§ Work task: All of the data below should be output exactly as given.

──────── Information given

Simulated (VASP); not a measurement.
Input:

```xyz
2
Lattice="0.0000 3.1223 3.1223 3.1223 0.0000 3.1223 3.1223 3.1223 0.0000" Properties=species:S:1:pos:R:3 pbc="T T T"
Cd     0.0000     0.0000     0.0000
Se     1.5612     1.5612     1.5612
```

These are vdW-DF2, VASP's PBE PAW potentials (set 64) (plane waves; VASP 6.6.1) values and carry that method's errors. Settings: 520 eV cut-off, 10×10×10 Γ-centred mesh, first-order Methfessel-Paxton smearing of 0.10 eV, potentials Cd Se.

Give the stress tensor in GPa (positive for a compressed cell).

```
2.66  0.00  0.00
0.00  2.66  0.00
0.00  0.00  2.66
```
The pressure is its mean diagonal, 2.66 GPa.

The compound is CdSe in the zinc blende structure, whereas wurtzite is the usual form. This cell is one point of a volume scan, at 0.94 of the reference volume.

────────────────

§ Task result:
Simulated (VASP); not a measurement.
Input:

```xyz
2
Lattice="0.0000 3.1223 3.1223 3.1223 0.0000 3.1223 3.1223 3.1223 0.0000" Properties=species:S:1:pos:R:3 pbc="T T T"
Cd     0.0000     0.0000     0.0000
Se     1.5612     1.5612     1.5612
```

These are vdW-DF2, VASP's PBE PAW potentials (set 64) (plane waves; VASP 6.6.1) values and carry that method's errors. Settings: 520 eV cut-off, 10×10×10 Γ-centred mesh, first-order Methfessel-Paxton smearing of 0.10 eV, potentials Cd Se.

Give the stress tensor in GPa (positive for a compressed cell).

```
2.66  0.00  0.00
0.00  2.66  0.00
0.00  0.00  2.66
```
The pressure is its mean diagonal, 2.66 GPa.

The compound is CdSe in the zinc blende structure, whereas wurtzite is the usual form. This cell is one point of a volume scan, at 0.94 of the reference volume.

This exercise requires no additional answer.